START Information given

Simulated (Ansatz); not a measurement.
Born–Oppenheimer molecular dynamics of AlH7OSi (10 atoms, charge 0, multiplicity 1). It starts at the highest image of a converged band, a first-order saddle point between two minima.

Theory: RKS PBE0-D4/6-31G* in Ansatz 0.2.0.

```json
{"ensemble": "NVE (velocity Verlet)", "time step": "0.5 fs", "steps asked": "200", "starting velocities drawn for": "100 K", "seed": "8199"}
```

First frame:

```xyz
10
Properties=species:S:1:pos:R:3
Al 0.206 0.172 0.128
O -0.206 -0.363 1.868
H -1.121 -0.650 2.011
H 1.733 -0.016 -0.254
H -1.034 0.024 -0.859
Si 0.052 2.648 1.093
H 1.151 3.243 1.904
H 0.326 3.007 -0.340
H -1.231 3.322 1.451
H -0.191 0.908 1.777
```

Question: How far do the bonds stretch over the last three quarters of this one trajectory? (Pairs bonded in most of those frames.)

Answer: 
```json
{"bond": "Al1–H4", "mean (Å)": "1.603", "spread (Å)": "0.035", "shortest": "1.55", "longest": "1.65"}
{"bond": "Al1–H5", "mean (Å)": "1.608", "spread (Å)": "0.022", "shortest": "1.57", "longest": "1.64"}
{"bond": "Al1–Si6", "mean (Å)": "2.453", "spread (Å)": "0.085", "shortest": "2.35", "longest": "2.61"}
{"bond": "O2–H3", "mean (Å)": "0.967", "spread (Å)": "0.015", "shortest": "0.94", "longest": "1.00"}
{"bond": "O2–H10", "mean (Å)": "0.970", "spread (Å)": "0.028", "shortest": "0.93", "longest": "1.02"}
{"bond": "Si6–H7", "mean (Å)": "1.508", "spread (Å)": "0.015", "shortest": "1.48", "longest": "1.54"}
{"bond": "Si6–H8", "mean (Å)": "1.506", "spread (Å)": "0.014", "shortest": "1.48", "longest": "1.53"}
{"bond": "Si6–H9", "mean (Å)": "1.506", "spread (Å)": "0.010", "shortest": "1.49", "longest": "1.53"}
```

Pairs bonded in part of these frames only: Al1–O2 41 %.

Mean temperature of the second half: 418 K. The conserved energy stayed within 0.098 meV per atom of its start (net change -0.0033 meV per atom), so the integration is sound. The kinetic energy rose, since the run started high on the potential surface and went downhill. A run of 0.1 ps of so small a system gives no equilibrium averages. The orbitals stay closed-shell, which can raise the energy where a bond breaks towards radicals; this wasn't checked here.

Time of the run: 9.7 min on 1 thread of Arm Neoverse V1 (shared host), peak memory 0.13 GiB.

END Information given

Everything from the line with "Born–Oppenheimer molecular dynamics" through the line with "Pairs bonded in part" in the listing above must be retyped exactly, with nothing added.

> Written response
Born–Oppenheimer molecular dynamics of AlH7OSi (10 atoms, charge 0, multiplicity 1). It starts at the highest image of a converged band, a first-order saddle point between two minima.

Theory: RKS PBE0-D4/6-31G* in Ansatz 0.2.0.

```json
{"ensemble": "NVE (velocity Verlet)", "time step": "0.5 fs", "steps asked": "200", "starting velocities drawn for": "100 K", "seed": "8199"}
```

First frame:

```xyz
10
Properties=species:S:1:pos:R:3
Al 0.206 0.172 0.128
O -0.206 -0.363 1.868
H -1.121 -0.650 2.011
H 1.733 -0.016 -0.254
H -1.034 0.024 -0.859
Si 0.052 2.648 1.093
H 1.151 3.243 1.904
H 0.326 3.007 -0.340
H -1.231 3.322 1.451
H -0.191 0.908 1.777
```

Question: How far do the bonds stretch over the last three quarters of this one trajectory? (Pairs bonded in most of those frames.)

Answer: 
```json
{"bond": "Al1–H4", "mean (Å)": "1.603", "spread (Å)": "0.035", "shortest": "1.55", "longest": "1.65"}
{"bond": "Al1–H5", "mean (Å)": "1.608", "spread (Å)": "0.022", "shortest": "1.57", "longest": "1.64"}
{"bond": "Al1–Si6", "mean (Å)": "2.453", "spread (Å)": "0.085", "shortest": "2.35", "longest": "2.61"}
{"bond": "O2–H3", "mean (Å)": "0.967", "spread (Å)": "0.015", "shortest": "0.94", "longest": "1.00"}
{"bond": "O2–H10", "mean (Å)": "0.970", "spread (Å)": "0.028", "shortest": "0.93", "longest": "1.02"}
{"bond": "Si6–H7", "mean (Å)": "1.508", "spread (Å)": "0.015", "shortest": "1.48", "longest": "1.54"}
{"bond": "Si6–H8", "mean (Å)": "1.506", "spread (Å)": "0.014", "shortest": "1.48", "longest": "1.53"}
{"bond": "Si6–H9", "mean (Å)": "1.506", "spread (Å)": "0.010", "shortest": "1.49", "longest": "1.53"}
```

Pairs bonded in part of these frames only: Al1–O2 41 %.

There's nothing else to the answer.